Required action —
Reproduce exactly the opening lines of the listing, stopping after the line that contains "168 | 168 |" and including it.

Data —
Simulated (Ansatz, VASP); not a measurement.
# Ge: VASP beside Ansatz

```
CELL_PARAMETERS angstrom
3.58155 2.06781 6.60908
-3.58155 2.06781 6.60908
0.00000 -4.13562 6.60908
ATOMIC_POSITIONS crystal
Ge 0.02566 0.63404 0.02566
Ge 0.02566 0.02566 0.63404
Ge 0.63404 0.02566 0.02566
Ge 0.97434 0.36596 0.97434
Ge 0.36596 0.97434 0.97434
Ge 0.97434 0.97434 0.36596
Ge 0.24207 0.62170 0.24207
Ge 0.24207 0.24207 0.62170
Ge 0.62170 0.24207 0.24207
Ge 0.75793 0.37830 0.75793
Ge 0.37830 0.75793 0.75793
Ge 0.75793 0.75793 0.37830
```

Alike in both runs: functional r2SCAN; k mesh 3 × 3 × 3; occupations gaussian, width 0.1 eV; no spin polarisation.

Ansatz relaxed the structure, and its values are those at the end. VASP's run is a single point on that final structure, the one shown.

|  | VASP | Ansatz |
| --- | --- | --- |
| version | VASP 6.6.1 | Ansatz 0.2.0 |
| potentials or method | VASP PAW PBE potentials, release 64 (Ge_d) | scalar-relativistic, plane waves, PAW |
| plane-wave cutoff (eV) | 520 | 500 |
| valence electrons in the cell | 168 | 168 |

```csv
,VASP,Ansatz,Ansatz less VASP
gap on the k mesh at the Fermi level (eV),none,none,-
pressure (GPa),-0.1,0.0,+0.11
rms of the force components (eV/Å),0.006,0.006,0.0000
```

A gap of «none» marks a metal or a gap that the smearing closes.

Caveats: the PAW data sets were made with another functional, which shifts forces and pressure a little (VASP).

Exercise output —
Simulated (Ansatz, VASP); not a measurement.
# Ge: VASP beside Ansatz

```
CELL_PARAMETERS angstrom
3.58155 2.06781 6.60908
-3.58155 2.06781 6.60908
0.00000 -4.13562 6.60908
ATOMIC_POSITIONS crystal
Ge 0.02566 0.63404 0.02566
Ge 0.02566 0.02566 0.63404
Ge 0.63404 0.02566 0.02566
Ge 0.97434 0.36596 0.97434
Ge 0.36596 0.97434 0.97434
Ge 0.97434 0.97434 0.36596
Ge 0.24207 0.62170 0.24207
Ge 0.24207 0.24207 0.62170
Ge 0.62170 0.24207 0.24207
Ge 0.75793 0.37830 0.75793
Ge 0.37830 0.75793 0.75793
Ge 0.75793 0.75793 0.37830
```

Alike in both runs: functional r2SCAN; k mesh 3 × 3 × 3; occupations gaussian, width 0.1 eV; no spin polarisation.

Ansatz relaxed the structure, and its values are those at the end. VASP's run is a single point on that final structure, the one shown.

|  | VASP | Ansatz |
| --- | --- | --- |
| version | VASP 6.6.1 | Ansatz 0.2.0 |
| potentials or method | VASP PAW PBE potentials, release 64 (Ge_d) | scalar-relativistic, plane waves, PAW |
| plane-wave cutoff (eV) | 520 | 500 |
| valence electrons in the cell | 168 | 168 |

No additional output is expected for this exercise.